[Start of section]

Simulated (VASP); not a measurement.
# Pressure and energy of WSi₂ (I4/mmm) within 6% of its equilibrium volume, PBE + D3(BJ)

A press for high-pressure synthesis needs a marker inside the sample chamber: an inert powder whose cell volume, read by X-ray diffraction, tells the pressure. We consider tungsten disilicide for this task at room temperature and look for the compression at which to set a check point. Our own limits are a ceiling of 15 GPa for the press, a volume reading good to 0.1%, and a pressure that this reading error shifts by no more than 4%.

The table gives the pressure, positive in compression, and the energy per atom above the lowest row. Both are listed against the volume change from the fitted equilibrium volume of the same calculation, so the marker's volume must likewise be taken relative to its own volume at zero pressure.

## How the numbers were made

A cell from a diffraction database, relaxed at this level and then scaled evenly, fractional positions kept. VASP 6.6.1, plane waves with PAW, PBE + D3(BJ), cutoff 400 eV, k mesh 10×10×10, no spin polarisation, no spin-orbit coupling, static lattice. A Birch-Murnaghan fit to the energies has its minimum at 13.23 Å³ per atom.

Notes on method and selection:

[End of section]

Assigned task —
Only the lines from the beginning of the listing through the line containing "A cell from" are wanted, each restated word for word.

Written solution —
Simulated (VASP); not a measurement.
# Pressure and energy of WSi₂ (I4/mmm) within 6% of its equilibrium volume, PBE + D3(BJ)

A press for high-pressure synthesis needs a marker inside the sample chamber: an inert powder whose cell volume, read by X-ray diffraction, tells the pressure. We consider tungsten disilicide for this task at room temperature and look for the compression at which to set a check point. Our own limits are a ceiling of 15 GPa for the press, a volume reading good to 0.1%, and a pressure that this reading error shifts by no more than 4%.

The table gives the pressure, positive in compression, and the energy per atom above the lowest row. Both are listed against the volume change from the fitted equilibrium volume of the same calculation, so the marker's volume must likewise be taken relative to its own volume at zero pressure.

## How the numbers were made

A cell from a diffraction database, relaxed at this level and then scaled evenly, fractional positions kept. VASP 6.6.1, plane waves with PAW, PBE + D3(BJ), cutoff 400 eV, k mesh 10×10×10, no spin polarisation, no spin-orbit coupling, static lattice. A Birch-Murnaghan fit to the energies has its minimum at 13.23 Å³ per atom.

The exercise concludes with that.